Data under study:
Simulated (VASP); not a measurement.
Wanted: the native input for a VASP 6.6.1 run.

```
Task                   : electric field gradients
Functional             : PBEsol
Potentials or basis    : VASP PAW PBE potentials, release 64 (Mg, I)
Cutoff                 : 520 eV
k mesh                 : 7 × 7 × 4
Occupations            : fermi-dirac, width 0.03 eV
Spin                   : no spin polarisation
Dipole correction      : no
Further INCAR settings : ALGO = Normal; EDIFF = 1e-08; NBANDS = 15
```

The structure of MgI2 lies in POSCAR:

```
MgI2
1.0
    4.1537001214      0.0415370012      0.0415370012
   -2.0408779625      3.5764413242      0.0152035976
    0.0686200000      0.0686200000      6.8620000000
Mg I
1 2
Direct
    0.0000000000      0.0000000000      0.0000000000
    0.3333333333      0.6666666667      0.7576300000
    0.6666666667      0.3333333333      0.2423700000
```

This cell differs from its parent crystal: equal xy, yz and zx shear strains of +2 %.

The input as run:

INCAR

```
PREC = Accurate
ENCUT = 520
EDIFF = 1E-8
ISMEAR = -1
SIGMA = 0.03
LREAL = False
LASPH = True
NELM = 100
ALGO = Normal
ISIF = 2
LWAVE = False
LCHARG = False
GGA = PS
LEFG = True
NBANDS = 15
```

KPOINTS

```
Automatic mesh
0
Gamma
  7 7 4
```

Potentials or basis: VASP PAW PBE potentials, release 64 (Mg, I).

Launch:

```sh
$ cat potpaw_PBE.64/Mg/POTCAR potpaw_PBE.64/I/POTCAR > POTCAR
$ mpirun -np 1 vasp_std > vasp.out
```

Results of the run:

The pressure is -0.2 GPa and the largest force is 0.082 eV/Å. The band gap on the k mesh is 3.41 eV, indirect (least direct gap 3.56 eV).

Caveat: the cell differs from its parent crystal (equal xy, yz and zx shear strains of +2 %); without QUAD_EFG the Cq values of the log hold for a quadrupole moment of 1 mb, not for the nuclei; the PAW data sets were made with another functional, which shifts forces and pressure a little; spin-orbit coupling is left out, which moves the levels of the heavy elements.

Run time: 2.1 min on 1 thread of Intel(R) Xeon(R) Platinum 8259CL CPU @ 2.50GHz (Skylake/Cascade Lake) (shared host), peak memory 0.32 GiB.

Activity:
Extract exactly and only the lines above from the line containing "The pressure is" through the line containing "Caveat: the cell", both end lines included.

Your solution:
The pressure is -0.2 GPa and the largest force is 0.082 eV/Å. The band gap on the k mesh is 3.41 eV, indirect (least direct gap 3.56 eV).

Caveat: the cell differs from its parent crystal (equal xy, yz and zx shear strains of +2 %); without QUAD_EFG the Cq values of the log hold for a quadrupole moment of 1 mb, not for the nuclei; the PAW data sets were made with another functional, which shifts forces and pressure a little; spin-orbit coupling is left out, which moves the levels of the heavy elements.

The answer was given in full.